## Assigned task
Take the listing below and reproduce it in full. Change nothing.

## Extracted records
● ● ● ● ● ● ●

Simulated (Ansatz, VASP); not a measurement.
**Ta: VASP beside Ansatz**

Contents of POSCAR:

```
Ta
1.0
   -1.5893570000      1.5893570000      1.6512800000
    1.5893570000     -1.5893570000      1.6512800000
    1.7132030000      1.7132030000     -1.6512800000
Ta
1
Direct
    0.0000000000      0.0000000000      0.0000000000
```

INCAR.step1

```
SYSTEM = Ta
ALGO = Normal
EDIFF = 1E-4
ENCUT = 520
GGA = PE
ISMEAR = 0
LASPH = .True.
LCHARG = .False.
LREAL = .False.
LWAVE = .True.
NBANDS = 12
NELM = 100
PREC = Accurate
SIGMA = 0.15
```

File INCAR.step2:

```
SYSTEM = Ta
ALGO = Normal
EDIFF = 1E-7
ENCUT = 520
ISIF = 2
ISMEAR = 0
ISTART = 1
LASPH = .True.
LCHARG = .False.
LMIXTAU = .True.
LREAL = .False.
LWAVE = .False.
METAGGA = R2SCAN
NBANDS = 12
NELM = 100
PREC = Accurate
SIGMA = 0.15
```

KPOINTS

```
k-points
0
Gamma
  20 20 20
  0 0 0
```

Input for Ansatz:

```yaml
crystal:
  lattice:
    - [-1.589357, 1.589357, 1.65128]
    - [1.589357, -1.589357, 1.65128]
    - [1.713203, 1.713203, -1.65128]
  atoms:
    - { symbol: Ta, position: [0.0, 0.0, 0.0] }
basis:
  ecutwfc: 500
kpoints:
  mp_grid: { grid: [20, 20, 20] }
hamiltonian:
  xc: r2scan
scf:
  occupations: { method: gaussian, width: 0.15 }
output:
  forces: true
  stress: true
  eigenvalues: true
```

● ● ● ● ● ● ●

## Your solution
Simulated (Ansatz, VASP); not a measurement.
**Ta: VASP beside Ansatz**

Contents of POSCAR:

```
Ta
1.0
   -1.5893570000      1.5893570000      1.6512800000
    1.5893570000     -1.5893570000      1.6512800000
    1.7132030000      1.7132030000     -1.6512800000
Ta
1
Direct
    0.0000000000      0.0000000000      0.0000000000
```

INCAR.step1

```
SYSTEM = Ta
ALGO = Normal
EDIFF = 1E-4
ENCUT = 520
GGA = PE
ISMEAR = 0
LASPH = .True.
LCHARG = .False.
LREAL = .False.
LWAVE = .True.
NBANDS = 12
NELM = 100
PREC = Accurate
SIGMA = 0.15
```

File INCAR.step2:

```
SYSTEM = Ta
ALGO = Normal
EDIFF = 1E-7
ENCUT = 520
ISIF = 2
ISMEAR = 0
ISTART = 1
LASPH = .True.
LCHARG = .False.
LMIXTAU = .True.
LREAL = .False.
LWAVE = .False.
METAGGA = R2SCAN
NBANDS = 12
NELM = 100
PREC = Accurate
SIGMA = 0.15
```

KPOINTS

```
k-points
0
Gamma
  20 20 20
  0 0 0
```

Input for Ansatz:

```yaml
crystal:
  lattice:
    - [-1.589357, 1.589357, 1.65128]
    - [1.589357, -1.589357, 1.65128]
    - [1.713203, 1.713203, -1.65128]
  atoms:
    - { symbol: Ta, position: [0.0, 0.0, 0.0] }
basis:
  ecutwfc: 500
kpoints:
  mp_grid: { grid: [20, 20, 20] }
hamiltonian:
  xc: r2scan
scf:
  occupations: { method: gaussian, width: 0.15 }
output:
  forces: true
  stress: true
  eigenvalues: true
```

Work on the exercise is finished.